» Extracted entries
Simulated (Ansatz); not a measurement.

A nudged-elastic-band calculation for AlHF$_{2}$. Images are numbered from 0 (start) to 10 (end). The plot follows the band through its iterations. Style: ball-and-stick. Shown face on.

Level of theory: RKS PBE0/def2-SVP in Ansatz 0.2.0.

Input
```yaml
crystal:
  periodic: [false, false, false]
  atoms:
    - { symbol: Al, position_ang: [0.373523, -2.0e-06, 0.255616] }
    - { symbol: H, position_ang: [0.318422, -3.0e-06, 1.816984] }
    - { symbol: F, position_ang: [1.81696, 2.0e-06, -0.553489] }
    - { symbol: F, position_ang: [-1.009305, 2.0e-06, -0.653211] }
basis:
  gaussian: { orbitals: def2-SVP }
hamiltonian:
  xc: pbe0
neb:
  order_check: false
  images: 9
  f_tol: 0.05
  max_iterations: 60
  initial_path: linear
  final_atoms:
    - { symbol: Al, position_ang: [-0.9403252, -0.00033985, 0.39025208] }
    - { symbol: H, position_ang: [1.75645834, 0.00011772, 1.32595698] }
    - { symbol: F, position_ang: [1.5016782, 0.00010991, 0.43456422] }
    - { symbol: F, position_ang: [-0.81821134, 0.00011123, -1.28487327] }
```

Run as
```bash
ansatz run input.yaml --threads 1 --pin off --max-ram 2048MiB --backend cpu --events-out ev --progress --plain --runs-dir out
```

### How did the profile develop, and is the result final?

» Requirement
Please copy, without any change, the lines of the material from the first through the one containing "A nudged-elastic-band calculation". Write nothing else.

» Exercise result
Simulated (Ansatz); not a measurement.

A nudged-elastic-band calculation for AlHF$_{2}$. Images are numbered from 0 (start) to 10 (end). The plot follows the band through its iterations. Style: ball-and-stick. Shown face on.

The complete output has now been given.